**Work item**
Below is a block of records; repeat each one exactly.

**Dataset**
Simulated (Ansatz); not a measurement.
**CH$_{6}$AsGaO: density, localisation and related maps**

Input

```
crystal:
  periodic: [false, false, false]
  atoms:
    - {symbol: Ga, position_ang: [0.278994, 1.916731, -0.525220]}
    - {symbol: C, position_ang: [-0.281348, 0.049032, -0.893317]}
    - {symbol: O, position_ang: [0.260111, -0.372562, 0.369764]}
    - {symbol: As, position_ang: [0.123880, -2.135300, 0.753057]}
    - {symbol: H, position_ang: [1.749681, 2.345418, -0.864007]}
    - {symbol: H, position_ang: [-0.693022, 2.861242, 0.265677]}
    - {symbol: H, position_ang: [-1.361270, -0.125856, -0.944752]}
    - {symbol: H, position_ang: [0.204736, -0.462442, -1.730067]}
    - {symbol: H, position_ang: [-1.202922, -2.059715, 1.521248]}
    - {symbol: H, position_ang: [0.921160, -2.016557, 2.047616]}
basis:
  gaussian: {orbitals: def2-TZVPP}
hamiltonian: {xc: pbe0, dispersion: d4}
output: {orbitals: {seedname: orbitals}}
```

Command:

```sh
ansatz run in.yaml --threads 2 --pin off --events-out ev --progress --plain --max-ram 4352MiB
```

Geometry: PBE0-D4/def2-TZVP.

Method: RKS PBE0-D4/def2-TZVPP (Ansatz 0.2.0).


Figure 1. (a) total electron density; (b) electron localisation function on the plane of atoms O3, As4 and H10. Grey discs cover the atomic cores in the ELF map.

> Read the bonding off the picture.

**Exercise response**
Simulated (Ansatz); not a measurement.
**CH$_{6}$AsGaO: density, localisation and related maps**

Input

```
crystal:
  periodic: [false, false, false]
  atoms:
    - {symbol: Ga, position_ang: [0.278994, 1.916731, -0.525220]}
    - {symbol: C, position_ang: [-0.281348, 0.049032, -0.893317]}
    - {symbol: O, position_ang: [0.260111, -0.372562, 0.369764]}
    - {symbol: As, position_ang: [0.123880, -2.135300, 0.753057]}
    - {symbol: H, position_ang: [1.749681, 2.345418, -0.864007]}
    - {symbol: H, position_ang: [-0.693022, 2.861242, 0.265677]}
    - {symbol: H, position_ang: [-1.361270, -0.125856, -0.944752]}
    - {symbol: H, position_ang: [0.204736, -0.462442, -1.730067]}
    - {symbol: H, position_ang: [-1.202922, -2.059715, 1.521248]}
    - {symbol: H, position_ang: [0.921160, -2.016557, 2.047616]}
basis:
  gaussian: {orbitals: def2-TZVPP}
hamiltonian: {xc: pbe0, dispersion: d4}
output: {orbitals: {seedname: orbitals}}
```

Command:

```sh
ansatz run in.yaml --threads 2 --pin off --events-out ev --progress --plain --max-ram 4352MiB
```

Geometry: PBE0-D4/def2-TZVP.

Method: RKS PBE0-D4/def2-TZVPP (Ansatz 0.2.0).


Figure 1. (a) total electron density; (b) electron localisation function on the plane of atoms O3, As4 and H10. Grey discs cover the atomic cores in the ELF map.

> Read the bonding off the picture.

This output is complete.